Work task: Using the records below, output the stretch that opens with the line containing "The cell: 24" and closes with the line containing "The electronic structure", exactly and including both lines, with nothing more.

Source material:
◇ ◇ ◇ ◇ ◇
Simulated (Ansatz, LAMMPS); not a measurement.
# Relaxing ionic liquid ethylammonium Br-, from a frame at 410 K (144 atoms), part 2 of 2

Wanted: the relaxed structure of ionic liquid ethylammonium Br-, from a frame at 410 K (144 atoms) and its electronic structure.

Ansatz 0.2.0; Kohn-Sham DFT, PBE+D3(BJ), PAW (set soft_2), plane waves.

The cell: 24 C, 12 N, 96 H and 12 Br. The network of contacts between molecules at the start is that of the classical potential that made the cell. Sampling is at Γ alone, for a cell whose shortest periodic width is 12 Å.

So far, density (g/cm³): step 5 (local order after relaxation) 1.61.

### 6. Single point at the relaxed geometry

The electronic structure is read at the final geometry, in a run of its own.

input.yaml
◇ ◇ ◇ ◇ ◇

Result:
The cell: 24 C, 12 N, 96 H and 12 Br. The network of contacts between molecules at the start is that of the classical potential that made the cell. Sampling is at Γ alone, for a cell whose shortest periodic width is 12 Å.

So far, density (g/cm³): step 5 (local order after relaxation) 1.61.

### 6. Single point at the relaxed geometry

The electronic structure is read at the final geometry, in a run of its own.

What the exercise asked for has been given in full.